Entries shown below:

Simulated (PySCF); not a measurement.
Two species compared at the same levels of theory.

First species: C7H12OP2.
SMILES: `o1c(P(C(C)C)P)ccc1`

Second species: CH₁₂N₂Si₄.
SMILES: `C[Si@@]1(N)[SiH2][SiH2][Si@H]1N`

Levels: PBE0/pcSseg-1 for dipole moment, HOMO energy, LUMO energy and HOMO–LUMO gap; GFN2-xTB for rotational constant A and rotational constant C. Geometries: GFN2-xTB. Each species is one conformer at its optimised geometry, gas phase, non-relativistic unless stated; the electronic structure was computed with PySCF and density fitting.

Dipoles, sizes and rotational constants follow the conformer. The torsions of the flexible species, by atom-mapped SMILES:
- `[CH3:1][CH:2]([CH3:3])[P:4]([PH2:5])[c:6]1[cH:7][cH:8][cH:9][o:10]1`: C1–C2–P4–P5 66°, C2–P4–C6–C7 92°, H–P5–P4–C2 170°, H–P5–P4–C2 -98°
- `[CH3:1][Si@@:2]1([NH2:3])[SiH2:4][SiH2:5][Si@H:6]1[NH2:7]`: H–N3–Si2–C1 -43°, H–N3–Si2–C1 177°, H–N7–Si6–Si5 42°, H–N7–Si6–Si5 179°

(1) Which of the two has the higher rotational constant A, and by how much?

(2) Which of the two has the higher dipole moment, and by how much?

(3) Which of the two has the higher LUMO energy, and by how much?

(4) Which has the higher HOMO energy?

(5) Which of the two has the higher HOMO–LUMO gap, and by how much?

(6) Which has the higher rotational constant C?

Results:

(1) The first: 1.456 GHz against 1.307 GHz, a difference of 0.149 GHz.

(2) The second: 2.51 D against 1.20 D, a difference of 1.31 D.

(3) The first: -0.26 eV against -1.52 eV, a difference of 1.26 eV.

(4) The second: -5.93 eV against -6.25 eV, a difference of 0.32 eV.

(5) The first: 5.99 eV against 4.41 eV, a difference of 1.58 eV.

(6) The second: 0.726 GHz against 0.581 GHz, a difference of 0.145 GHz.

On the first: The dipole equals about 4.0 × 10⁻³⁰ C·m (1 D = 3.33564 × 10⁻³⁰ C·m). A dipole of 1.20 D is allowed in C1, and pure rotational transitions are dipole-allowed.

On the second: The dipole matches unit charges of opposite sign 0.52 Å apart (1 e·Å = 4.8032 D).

End of Entries shown.

* [Assigned task]:
Transcribe the lines from the first line of the records through the line that contains "(2) Which of", both included, and add nothing else.

* [Reply]:
Simulated (PySCF); not a measurement.
Two species compared at the same levels of theory.

First species: C7H12OP2.
SMILES: `o1c(P(C(C)C)P)ccc1`

Second species: CH₁₂N₂Si₄.
SMILES: `C[Si@@]1(N)[SiH2][SiH2][Si@H]1N`

Levels: PBE0/pcSseg-1 for dipole moment, HOMO energy, LUMO energy and HOMO–LUMO gap; GFN2-xTB for rotational constant A and rotational constant C. Geometries: GFN2-xTB. Each species is one conformer at its optimised geometry, gas phase, non-relativistic unless stated; the electronic structure was computed with PySCF and density fitting.

Dipoles, sizes and rotational constants follow the conformer. The torsions of the flexible species, by atom-mapped SMILES:
- `[CH3:1][CH:2]([CH3:3])[P:4]([PH2:5])[c:6]1[cH:7][cH:8][cH:9][o:10]1`: C1–C2–P4–P5 66°, C2–P4–C6–C7 92°, H–P5–P4–C2 170°, H–P5–P4–C2 -98°
- `[CH3:1][Si@@:2]1([NH2:3])[SiH2:4][SiH2:5][Si@H:6]1[NH2:7]`: H–N3–Si2–C1 -43°, H–N3–Si2–C1 177°, H–N7–Si6–Si5 42°, H–N7–Si6–Si5 179°

(1) Which of the two has the higher rotational constant A, and by how much?

(2) Which of the two has the higher dipole moment, and by how much?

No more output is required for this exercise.